....................
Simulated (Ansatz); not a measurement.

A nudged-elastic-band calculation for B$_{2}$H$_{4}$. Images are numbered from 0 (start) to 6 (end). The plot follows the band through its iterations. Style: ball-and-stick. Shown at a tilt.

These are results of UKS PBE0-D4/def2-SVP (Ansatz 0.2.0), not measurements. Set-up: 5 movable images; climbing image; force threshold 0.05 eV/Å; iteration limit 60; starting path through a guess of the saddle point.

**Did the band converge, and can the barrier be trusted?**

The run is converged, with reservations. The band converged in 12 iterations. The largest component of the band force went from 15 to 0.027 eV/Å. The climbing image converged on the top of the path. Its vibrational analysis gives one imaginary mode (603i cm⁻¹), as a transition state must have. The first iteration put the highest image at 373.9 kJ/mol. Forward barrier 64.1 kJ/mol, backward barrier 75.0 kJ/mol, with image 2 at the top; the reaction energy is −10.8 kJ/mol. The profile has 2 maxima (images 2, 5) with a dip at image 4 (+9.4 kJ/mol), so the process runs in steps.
....................

Could you write out, exactly as they stand, only the lines above that begin at the line with "A nudged-elastic-band calculation" and stop after the line with "barrier be trusted?**"?

A nudged-elastic-band calculation for B$_{2}$H$_{4}$. Images are numbered from 0 (start) to 6 (end). The plot follows the band through its iterations. Style: ball-and-stick. Shown at a tilt.

These are results of UKS PBE0-D4/def2-SVP (Ansatz 0.2.0), not measurements. Set-up: 5 movable images; climbing image; force threshold 0.05 eV/Å; iteration limit 60; starting path through a guess of the saddle point.

**Did the band converge, and can the barrier be trusted?**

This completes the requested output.